-------

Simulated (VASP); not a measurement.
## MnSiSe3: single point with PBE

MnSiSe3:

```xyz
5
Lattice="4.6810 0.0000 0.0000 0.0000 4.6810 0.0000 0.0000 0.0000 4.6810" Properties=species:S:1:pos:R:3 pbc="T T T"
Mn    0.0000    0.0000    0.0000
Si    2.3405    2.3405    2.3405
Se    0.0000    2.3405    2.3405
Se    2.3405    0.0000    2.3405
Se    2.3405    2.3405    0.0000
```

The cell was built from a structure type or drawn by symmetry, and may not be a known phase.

-------

Retype the data in full and match it exactly.

▶ **EXERCISE OUTPUT**
Simulated (VASP); not a measurement.
## MnSiSe3: single point with PBE

MnSiSe3:

```xyz
5
Lattice="4.6810 0.0000 0.0000 0.0000 4.6810 0.0000 0.0000 0.0000 4.6810" Properties=species:S:1:pos:R:3 pbc="T T T"
Mn    0.0000    0.0000    0.0000
Si    2.3405    2.3405    2.3405
Se    0.0000    2.3405    2.3405
Se    2.3405    0.0000    2.3405
Se    2.3405    2.3405    0.0000
```

The cell was built from a structure type or drawn by symmetry, and may not be a known phase.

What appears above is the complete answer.